> **Given data**
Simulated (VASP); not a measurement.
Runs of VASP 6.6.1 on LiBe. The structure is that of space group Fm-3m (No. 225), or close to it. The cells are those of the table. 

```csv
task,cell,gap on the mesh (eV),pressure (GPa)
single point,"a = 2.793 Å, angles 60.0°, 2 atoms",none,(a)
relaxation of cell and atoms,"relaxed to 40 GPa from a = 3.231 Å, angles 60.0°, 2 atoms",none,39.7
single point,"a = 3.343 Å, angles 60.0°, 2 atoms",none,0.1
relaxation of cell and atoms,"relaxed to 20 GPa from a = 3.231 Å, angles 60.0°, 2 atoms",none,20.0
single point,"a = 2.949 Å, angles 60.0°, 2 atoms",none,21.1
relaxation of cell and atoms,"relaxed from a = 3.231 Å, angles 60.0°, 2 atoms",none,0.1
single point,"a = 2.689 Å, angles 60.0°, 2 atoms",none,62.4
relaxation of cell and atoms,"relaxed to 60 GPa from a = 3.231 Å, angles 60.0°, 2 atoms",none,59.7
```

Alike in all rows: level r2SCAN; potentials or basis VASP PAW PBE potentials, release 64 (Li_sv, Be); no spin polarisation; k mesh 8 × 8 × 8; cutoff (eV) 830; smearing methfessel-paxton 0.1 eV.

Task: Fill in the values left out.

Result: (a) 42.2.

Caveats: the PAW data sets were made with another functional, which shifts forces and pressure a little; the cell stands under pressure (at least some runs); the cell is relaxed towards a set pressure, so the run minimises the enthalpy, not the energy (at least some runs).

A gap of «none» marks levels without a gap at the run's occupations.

> **Action item**
Exactly as they appear above, output the lines of the data from the first through the one that contains "Caveats: the PAW", and only those lines.

> **Answer box**
Simulated (VASP); not a measurement.
Runs of VASP 6.6.1 on LiBe. The structure is that of space group Fm-3m (No. 225), or close to it. The cells are those of the table. 

```csv
task,cell,gap on the mesh (eV),pressure (GPa)
single point,"a = 2.793 Å, angles 60.0°, 2 atoms",none,(a)
relaxation of cell and atoms,"relaxed to 40 GPa from a = 3.231 Å, angles 60.0°, 2 atoms",none,39.7
single point,"a = 3.343 Å, angles 60.0°, 2 atoms",none,0.1
relaxation of cell and atoms,"relaxed to 20 GPa from a = 3.231 Å, angles 60.0°, 2 atoms",none,20.0
single point,"a = 2.949 Å, angles 60.0°, 2 atoms",none,21.1
relaxation of cell and atoms,"relaxed from a = 3.231 Å, angles 60.0°, 2 atoms",none,0.1
single point,"a = 2.689 Å, angles 60.0°, 2 atoms",none,62.4
relaxation of cell and atoms,"relaxed to 60 GPa from a = 3.231 Å, angles 60.0°, 2 atoms",none,59.7
```

Alike in all rows: level r2SCAN; potentials or basis VASP PAW PBE potentials, release 64 (Li_sv, Be); no spin polarisation; k mesh 8 × 8 × 8; cutoff (eV) 830; smearing methfessel-paxton 0.1 eV.

Task: Fill in the values left out.

Result: (a) 42.2.

Caveats: the PAW data sets were made with another functional, which shifts forces and pressure a little; the cell stands under pressure (at least some runs); the cell is relaxed towards a set pressure, so the run minimises the enthalpy, not the energy (at least some runs).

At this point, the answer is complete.